### [EXTRACTED MATERIAL]
☆ ☆ ☆

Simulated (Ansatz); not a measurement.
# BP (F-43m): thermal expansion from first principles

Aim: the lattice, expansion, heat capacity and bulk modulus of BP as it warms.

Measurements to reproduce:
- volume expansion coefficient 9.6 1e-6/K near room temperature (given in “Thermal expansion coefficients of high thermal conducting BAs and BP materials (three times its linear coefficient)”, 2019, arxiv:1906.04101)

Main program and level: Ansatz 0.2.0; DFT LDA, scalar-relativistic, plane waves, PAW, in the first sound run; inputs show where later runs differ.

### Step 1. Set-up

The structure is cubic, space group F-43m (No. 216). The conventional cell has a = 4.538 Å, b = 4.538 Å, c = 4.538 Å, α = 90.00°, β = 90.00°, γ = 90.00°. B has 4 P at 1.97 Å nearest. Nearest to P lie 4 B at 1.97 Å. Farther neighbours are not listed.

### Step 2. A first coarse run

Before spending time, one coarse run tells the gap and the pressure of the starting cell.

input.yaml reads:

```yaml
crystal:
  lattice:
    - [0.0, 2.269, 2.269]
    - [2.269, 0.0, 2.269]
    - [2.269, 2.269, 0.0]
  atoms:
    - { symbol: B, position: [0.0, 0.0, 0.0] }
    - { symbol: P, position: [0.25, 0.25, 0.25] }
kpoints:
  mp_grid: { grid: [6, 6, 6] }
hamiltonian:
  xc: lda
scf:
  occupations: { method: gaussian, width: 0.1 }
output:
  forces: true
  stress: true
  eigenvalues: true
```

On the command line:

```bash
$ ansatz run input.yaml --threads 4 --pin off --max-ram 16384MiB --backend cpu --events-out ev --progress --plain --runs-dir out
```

☆ ☆ ☆

### [REQUIRED ACTION]
Each line above should be copied exactly, with no line missing.

### [EXERCISE RESPONSE]
Simulated (Ansatz); not a measurement.
# BP (F-43m): thermal expansion from first principles

Aim: the lattice, expansion, heat capacity and bulk modulus of BP as it warms.

Measurements to reproduce:
- volume expansion coefficient 9.6 1e-6/K near room temperature (given in “Thermal expansion coefficients of high thermal conducting BAs and BP materials (three times its linear coefficient)”, 2019, arxiv:1906.04101)

Main program and level: Ansatz 0.2.0; DFT LDA, scalar-relativistic, plane waves, PAW, in the first sound run; inputs show where later runs differ.

### Step 1. Set-up

The structure is cubic, space group F-43m (No. 216). The conventional cell has a = 4.538 Å, b = 4.538 Å, c = 4.538 Å, α = 90.00°, β = 90.00°, γ = 90.00°. B has 4 P at 1.97 Å nearest. Nearest to P lie 4 B at 1.97 Å. Farther neighbours are not listed.

### Step 2. A first coarse run

Before spending time, one coarse run tells the gap and the pressure of the starting cell.

input.yaml reads:

```yaml
crystal:
  lattice:
    - [0.0, 2.269, 2.269]
    - [2.269, 0.0, 2.269]
    - [2.269, 2.269, 0.0]
  atoms:
    - { symbol: B, position: [0.0, 0.0, 0.0] }
    - { symbol: P, position: [0.25, 0.25, 0.25] }
kpoints:
  mp_grid: { grid: [6, 6, 6] }
hamiltonian:
  xc: lda
scf:
  occupations: { method: gaussian, width: 0.1 }
output:
  forces: true
  stress: true
  eigenvalues: true
```

On the command line:

```bash
$ ansatz run input.yaml --threads 4 --pin off --max-ram 16384MiB --backend cpu --events-out ev --progress --plain --runs-dir out
```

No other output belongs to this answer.